WORK TASK =>
Repeat exactly the lines of the entries below from the one with "- Fermi level (eV): 6.547" through the one with "The largest force is 0.625 eV/A.", both ends included, and nothing else.

DATA EXTRACT =>
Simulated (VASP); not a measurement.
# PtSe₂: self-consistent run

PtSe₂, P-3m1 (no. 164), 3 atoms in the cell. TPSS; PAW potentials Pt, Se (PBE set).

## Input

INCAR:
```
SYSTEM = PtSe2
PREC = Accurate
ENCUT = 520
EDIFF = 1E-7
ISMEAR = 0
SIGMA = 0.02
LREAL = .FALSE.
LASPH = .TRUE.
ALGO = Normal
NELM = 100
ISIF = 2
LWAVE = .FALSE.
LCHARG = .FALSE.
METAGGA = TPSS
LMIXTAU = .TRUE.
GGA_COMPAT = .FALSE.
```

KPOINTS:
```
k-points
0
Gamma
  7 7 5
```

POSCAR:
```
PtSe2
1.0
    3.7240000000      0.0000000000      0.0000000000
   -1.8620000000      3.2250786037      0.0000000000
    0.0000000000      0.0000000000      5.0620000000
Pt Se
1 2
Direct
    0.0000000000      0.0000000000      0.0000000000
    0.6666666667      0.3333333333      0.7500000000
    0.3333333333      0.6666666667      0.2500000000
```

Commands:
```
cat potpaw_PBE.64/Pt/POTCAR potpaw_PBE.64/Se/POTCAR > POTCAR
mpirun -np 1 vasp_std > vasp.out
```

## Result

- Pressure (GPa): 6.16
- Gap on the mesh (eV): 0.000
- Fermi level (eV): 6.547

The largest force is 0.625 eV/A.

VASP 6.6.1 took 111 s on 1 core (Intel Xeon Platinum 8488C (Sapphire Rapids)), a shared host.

TASK OUTPUT =>
- Fermi level (eV): 6.547

The largest force is 0.625 eV/A.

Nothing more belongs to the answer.